● **REQUIRED ACTION**
Each entry must be written out again exactly as it stands.

__________
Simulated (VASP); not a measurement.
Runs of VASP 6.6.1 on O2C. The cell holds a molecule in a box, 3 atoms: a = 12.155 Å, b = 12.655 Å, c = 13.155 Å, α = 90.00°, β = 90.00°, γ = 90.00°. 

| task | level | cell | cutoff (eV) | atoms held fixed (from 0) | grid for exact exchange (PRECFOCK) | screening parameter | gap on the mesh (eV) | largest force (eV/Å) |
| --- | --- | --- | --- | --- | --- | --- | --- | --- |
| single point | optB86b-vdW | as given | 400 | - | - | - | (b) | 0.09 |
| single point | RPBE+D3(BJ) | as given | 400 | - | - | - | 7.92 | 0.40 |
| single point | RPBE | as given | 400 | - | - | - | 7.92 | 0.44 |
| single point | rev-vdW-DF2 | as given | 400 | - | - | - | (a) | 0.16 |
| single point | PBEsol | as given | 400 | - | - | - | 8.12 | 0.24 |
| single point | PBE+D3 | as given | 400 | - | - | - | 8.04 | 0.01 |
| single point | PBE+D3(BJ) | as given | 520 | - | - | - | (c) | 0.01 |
__________

● **ANSWER SPACE**
Simulated (VASP); not a measurement.
Runs of VASP 6.6.1 on O2C. The cell holds a molecule in a box, 3 atoms: a = 12.155 Å, b = 12.655 Å, c = 13.155 Å, α = 90.00°, β = 90.00°, γ = 90.00°. 

| task | level | cell | cutoff (eV) | atoms held fixed (from 0) | grid for exact exchange (PRECFOCK) | screening parameter | gap on the mesh (eV) | largest force (eV/Å) |
| --- | --- | --- | --- | --- | --- | --- | --- | --- |
| single point | optB86b-vdW | as given | 400 | - | - | - | (b) | 0.09 |
| single point | RPBE+D3(BJ) | as given | 400 | - | - | - | 7.92 | 0.40 |
| single point | RPBE | as given | 400 | - | - | - | 7.92 | 0.44 |
| single point | rev-vdW-DF2 | as given | 400 | - | - | - | (a) | 0.16 |
| single point | PBEsol | as given | 400 | - | - | - | 8.12 | 0.24 |
| single point | PBE+D3 | as given | 400 | - | - | - | 8.04 | 0.01 |
| single point | PBE+D3(BJ) | as given | 520 | - | - | - | (c) | 0.01 |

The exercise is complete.